Work request: Give back, word for word, the lines in the listing below from the one holding "Constants: q = 1.602176634e-19" down to the one holding "V after iteration 1 = 0.30697 V", both ends included.

Material shown START

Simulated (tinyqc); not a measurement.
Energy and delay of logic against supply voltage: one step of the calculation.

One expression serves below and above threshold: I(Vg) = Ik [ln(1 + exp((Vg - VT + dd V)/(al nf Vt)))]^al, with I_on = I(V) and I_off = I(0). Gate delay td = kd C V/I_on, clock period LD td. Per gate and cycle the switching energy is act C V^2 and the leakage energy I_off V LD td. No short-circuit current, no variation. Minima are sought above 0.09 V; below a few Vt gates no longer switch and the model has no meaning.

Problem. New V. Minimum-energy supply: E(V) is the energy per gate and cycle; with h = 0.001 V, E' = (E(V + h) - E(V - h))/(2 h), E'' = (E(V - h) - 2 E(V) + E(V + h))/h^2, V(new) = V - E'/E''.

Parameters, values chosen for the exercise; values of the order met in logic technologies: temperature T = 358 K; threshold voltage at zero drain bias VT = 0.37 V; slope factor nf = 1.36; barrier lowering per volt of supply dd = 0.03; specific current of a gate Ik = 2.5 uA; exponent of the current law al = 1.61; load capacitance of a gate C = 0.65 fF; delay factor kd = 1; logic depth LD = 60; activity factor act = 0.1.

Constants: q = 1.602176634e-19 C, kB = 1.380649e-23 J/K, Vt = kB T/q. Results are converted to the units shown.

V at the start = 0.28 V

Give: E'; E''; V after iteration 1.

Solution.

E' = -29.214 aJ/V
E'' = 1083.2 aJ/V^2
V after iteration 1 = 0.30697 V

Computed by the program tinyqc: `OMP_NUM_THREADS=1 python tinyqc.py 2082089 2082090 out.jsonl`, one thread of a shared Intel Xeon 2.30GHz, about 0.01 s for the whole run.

Material shown END

Exercise response:
Constants: q = 1.602176634e-19 C, kB = 1.380649e-23 J/K, Vt = kB T/q. Results are converted to the units shown.

V at the start = 0.28 V

Give: E'; E''; V after iteration 1.

Solution.

E' = -29.214 aJ/V
E'' = 1083.2 aJ/V^2
V after iteration 1 = 0.30697 V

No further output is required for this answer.